> RECORDS SHOWN:
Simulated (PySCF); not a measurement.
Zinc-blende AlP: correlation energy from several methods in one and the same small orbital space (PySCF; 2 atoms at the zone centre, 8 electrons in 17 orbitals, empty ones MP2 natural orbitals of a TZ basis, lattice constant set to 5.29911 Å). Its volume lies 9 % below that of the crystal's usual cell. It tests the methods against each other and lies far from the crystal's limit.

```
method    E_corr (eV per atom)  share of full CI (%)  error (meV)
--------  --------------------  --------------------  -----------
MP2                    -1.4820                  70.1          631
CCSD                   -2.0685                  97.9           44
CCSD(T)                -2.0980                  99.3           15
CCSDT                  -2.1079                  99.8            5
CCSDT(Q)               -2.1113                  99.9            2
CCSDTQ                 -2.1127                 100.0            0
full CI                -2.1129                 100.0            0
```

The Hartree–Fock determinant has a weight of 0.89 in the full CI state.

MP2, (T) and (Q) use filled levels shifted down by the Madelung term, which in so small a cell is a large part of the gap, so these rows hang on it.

> WORK REQUEST:
The lines from the first of the entries through the line holding "The Hartree–Fock determinant" are to be restated word for word, and no others.

> WRITTEN RESPONSE:
Simulated (PySCF); not a measurement.
Zinc-blende AlP: correlation energy from several methods in one and the same small orbital space (PySCF; 2 atoms at the zone centre, 8 electrons in 17 orbitals, empty ones MP2 natural orbitals of a TZ basis, lattice constant set to 5.29911 Å). Its volume lies 9 % below that of the crystal's usual cell. It tests the methods against each other and lies far from the crystal's limit.

```
method    E_corr (eV per atom)  share of full CI (%)  error (meV)
--------  --------------------  --------------------  -----------
MP2                    -1.4820                  70.1          631
CCSD                   -2.0685                  97.9           44
CCSD(T)                -2.0980                  99.3           15
CCSDT                  -2.1079                  99.8            5
CCSDT(Q)               -2.1113                  99.9            2
CCSDTQ                 -2.1127                 100.0            0
full CI                -2.1129                 100.0            0
```

The Hartree–Fock determinant has a weight of 0.89 in the full CI state.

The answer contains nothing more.